» **Work order**:
The lines from the first line of the entries through the line containing "Question: Read off" are to be repeated exactly, with both of those lines included.

» **Given entries**:
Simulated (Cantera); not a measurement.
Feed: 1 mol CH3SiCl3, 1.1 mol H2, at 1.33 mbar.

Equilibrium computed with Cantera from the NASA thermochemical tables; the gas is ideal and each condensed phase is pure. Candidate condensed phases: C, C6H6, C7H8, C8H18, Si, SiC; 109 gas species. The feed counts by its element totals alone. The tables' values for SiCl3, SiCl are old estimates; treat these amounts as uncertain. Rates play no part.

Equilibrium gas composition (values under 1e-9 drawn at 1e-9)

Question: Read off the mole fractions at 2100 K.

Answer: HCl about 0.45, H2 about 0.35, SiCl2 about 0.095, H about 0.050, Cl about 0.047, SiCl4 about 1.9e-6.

» **Your response**:
Simulated (Cantera); not a measurement.
Feed: 1 mol CH3SiCl3, 1.1 mol H2, at 1.33 mbar.

Equilibrium computed with Cantera from the NASA thermochemical tables; the gas is ideal and each condensed phase is pure. Candidate condensed phases: C, C6H6, C7H8, C8H18, Si, SiC; 109 gas species. The feed counts by its element totals alone. The tables' values for SiCl3, SiCl are old estimates; treat these amounts as uncertain. Rates play no part.

Equilibrium gas composition (values under 1e-9 drawn at 1e-9)

Question: Read off the mole fractions at 2100 K.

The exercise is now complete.